### Brief
From the first line to the last, reproduce the records exactly.

### Provided material
☆ ☆ ☆ ☆ ☆

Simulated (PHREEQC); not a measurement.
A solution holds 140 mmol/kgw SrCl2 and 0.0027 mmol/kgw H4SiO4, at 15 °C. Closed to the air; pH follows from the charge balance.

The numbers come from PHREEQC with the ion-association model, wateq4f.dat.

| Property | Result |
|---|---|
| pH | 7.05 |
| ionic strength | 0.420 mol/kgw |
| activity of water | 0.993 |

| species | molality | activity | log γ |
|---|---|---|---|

☆ ☆ ☆ ☆ ☆

### Exercise result
Simulated (PHREEQC); not a measurement.
A solution holds 140 mmol/kgw SrCl2 and 0.0027 mmol/kgw H4SiO4, at 15 °C. Closed to the air; pH follows from the charge balance.

The numbers come from PHREEQC with the ion-association model, wateq4f.dat.

| Property | Result |
|---|---|
| pH | 7.05 |
| ionic strength | 0.420 mol/kgw |
| activity of water | 0.993 |

| species | molality | activity | log γ |
|---|---|---|---|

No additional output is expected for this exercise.